Work task: Retype exactly the lines below, beginning with the first and ending with the line where "- 71.05, Clausius-Clapeyron: 0.002781" appears.

· · ·

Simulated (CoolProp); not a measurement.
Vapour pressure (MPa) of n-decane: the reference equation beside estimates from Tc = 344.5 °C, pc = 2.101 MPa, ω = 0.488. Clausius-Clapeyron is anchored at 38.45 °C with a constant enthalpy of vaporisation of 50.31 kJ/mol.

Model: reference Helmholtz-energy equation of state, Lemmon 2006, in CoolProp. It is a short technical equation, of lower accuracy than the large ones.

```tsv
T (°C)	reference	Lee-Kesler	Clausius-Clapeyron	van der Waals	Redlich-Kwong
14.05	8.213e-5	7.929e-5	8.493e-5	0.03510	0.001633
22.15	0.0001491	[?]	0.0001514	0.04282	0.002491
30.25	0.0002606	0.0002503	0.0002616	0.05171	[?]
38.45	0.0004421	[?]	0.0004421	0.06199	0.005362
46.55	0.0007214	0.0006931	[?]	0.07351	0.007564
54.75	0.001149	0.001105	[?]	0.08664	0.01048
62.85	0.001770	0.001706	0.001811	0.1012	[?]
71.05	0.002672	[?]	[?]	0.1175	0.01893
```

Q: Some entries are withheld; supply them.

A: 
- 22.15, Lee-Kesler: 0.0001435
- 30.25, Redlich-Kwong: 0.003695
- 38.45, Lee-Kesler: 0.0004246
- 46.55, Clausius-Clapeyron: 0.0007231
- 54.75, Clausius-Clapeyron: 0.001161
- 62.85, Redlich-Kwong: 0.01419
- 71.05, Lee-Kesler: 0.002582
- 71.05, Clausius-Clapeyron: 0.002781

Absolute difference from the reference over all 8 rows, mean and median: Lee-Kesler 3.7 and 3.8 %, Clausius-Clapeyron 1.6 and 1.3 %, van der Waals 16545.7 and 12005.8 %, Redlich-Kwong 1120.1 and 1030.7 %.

· · ·

Expected answer:
Simulated (CoolProp); not a measurement.
Vapour pressure (MPa) of n-decane: the reference equation beside estimates from Tc = 344.5 °C, pc = 2.101 MPa, ω = 0.488. Clausius-Clapeyron is anchored at 38.45 °C with a constant enthalpy of vaporisation of 50.31 kJ/mol.

Model: reference Helmholtz-energy equation of state, Lemmon 2006, in CoolProp. It is a short technical equation, of lower accuracy than the large ones.

```tsv
T (°C)	reference	Lee-Kesler	Clausius-Clapeyron	van der Waals	Redlich-Kwong
14.05	8.213e-5	7.929e-5	8.493e-5	0.03510	0.001633
22.15	0.0001491	[?]	0.0001514	0.04282	0.002491
30.25	0.0002606	0.0002503	0.0002616	0.05171	[?]
38.45	0.0004421	[?]	0.0004421	0.06199	0.005362
46.55	0.0007214	0.0006931	[?]	0.07351	0.007564
54.75	0.001149	0.001105	[?]	0.08664	0.01048
62.85	0.001770	0.001706	0.001811	0.1012	[?]
71.05	0.002672	[?]	[?]	0.1175	0.01893
```

Q: Some entries are withheld; supply them.

A: 
- 22.15, Lee-Kesler: 0.0001435
- 30.25, Redlich-Kwong: 0.003695
- 38.45, Lee-Kesler: 0.0004246
- 46.55, Clausius-Clapeyron: 0.0007231
- 54.75, Clausius-Clapeyron: 0.001161
- 62.85, Redlich-Kwong: 0.01419
- 71.05, Lee-Kesler: 0.002582
- 71.05, Clausius-Clapeyron: 0.002781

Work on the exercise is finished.